* ASSIGNMENT *
Set down each line from the start of the material exactly, please, up to and including the one that contains "none | -2.9 |".

── SOURCE INFORMATION ──

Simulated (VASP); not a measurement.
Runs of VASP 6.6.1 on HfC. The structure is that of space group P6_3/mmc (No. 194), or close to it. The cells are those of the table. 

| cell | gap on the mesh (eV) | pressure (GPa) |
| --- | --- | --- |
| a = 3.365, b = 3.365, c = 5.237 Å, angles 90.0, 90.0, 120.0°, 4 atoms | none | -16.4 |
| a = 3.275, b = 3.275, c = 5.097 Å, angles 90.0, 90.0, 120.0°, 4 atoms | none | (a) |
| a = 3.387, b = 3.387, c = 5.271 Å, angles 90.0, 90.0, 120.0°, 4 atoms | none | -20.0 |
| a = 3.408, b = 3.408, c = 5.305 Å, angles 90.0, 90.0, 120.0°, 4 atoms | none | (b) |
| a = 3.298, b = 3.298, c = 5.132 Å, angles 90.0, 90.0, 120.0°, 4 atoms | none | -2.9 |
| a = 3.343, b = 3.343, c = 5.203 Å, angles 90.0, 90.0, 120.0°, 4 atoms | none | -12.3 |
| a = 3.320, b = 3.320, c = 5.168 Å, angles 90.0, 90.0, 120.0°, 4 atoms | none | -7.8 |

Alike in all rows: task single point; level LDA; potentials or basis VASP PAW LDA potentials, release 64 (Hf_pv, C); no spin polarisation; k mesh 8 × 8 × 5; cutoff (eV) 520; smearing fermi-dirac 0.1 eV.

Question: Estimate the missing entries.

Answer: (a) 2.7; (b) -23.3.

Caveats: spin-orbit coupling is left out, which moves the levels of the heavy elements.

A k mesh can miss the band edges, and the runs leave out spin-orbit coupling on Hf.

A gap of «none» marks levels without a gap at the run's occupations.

───

* SOLUTION *
Simulated (VASP); not a measurement.
Runs of VASP 6.6.1 on HfC. The structure is that of space group P6_3/mmc (No. 194), or close to it. The cells are those of the table. 

| cell | gap on the mesh (eV) | pressure (GPa) |
| --- | --- | --- |
| a = 3.365, b = 3.365, c = 5.237 Å, angles 90.0, 90.0, 120.0°, 4 atoms | none | -16.4 |
| a = 3.275, b = 3.275, c = 5.097 Å, angles 90.0, 90.0, 120.0°, 4 atoms | none | (a) |
| a = 3.387, b = 3.387, c = 5.271 Å, angles 90.0, 90.0, 120.0°, 4 atoms | none | -20.0 |
| a = 3.408, b = 3.408, c = 5.305 Å, angles 90.0, 90.0, 120.0°, 4 atoms | none | (b) |
| a = 3.298, b = 3.298, c = 5.132 Å, angles 90.0, 90.0, 120.0°, 4 atoms | none | -2.9 |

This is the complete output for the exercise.